──────────────────────────────
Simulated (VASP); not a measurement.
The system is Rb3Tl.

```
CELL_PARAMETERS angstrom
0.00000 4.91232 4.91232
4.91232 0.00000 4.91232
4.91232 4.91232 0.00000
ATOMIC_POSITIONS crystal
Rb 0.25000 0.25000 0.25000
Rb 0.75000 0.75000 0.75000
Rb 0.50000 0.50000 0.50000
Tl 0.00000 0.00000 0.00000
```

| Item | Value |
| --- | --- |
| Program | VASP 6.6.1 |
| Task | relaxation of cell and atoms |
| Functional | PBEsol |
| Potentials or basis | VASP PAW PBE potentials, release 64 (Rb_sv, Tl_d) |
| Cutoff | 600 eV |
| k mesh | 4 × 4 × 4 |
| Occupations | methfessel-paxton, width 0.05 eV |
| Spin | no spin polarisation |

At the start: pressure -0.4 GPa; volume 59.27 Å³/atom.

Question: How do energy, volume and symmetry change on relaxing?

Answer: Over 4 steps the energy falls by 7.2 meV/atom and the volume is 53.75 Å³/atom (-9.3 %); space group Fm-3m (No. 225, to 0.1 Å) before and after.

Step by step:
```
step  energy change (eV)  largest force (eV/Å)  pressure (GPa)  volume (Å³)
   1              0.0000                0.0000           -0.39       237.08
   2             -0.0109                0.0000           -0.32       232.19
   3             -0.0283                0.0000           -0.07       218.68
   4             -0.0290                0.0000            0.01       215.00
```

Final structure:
──────────────────────────────

**Work order**
Set down exactly the lines from the start of the records to the line with "Cutoff | 600 eV |". Include that line, and add nothing more.

**Exercise response**
Simulated (VASP); not a measurement.
The system is Rb3Tl.

```
CELL_PARAMETERS angstrom
0.00000 4.91232 4.91232
4.91232 0.00000 4.91232
4.91232 4.91232 0.00000
ATOMIC_POSITIONS crystal
Rb 0.25000 0.25000 0.25000
Rb 0.75000 0.75000 0.75000
Rb 0.50000 0.50000 0.50000
Tl 0.00000 0.00000 0.00000
```

| Item | Value |
| --- | --- |
| Program | VASP 6.6.1 |
| Task | relaxation of cell and atoms |
| Functional | PBEsol |
| Potentials or basis | VASP PAW PBE potentials, release 64 (Rb_sv, Tl_d) |
| Cutoff | 600 eV |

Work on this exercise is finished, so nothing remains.